EXERCISE
Set down, exactly, every line from the top of the listing through the one holding "The input geometry".

SUPPLIED RECORDS
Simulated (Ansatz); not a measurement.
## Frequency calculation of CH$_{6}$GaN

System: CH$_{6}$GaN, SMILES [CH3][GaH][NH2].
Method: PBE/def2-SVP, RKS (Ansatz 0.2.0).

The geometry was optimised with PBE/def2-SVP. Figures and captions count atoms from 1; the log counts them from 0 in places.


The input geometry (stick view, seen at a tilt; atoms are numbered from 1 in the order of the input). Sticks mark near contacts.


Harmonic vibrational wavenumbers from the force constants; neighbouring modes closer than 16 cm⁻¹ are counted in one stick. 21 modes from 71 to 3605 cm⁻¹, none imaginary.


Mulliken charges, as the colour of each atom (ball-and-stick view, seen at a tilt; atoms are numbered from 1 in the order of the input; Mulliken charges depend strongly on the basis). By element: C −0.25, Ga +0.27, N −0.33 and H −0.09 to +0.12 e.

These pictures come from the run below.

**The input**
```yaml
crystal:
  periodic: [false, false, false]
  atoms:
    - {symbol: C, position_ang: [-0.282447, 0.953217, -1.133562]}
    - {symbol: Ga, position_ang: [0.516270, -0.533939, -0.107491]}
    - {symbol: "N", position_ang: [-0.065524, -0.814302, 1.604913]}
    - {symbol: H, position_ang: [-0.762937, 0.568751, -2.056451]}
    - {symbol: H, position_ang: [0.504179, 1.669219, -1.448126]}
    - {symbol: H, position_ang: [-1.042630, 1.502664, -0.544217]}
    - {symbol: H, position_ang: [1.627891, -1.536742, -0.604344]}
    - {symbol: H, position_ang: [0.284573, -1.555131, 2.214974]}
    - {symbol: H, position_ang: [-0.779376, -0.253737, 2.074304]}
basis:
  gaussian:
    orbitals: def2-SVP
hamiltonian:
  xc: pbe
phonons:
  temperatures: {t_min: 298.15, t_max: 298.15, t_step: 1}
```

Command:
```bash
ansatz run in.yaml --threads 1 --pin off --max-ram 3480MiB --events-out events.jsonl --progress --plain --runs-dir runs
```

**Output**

EXERCISE RESULT
Simulated (Ansatz); not a measurement.
## Frequency calculation of CH$_{6}$GaN

System: CH$_{6}$GaN, SMILES [CH3][GaH][NH2].
Method: PBE/def2-SVP, RKS (Ansatz 0.2.0).

The geometry was optimised with PBE/def2-SVP. Figures and captions count atoms from 1; the log counts them from 0 in places.


The input geometry (stick view, seen at a tilt; atoms are numbered from 1 in the order of the input). Sticks mark near contacts.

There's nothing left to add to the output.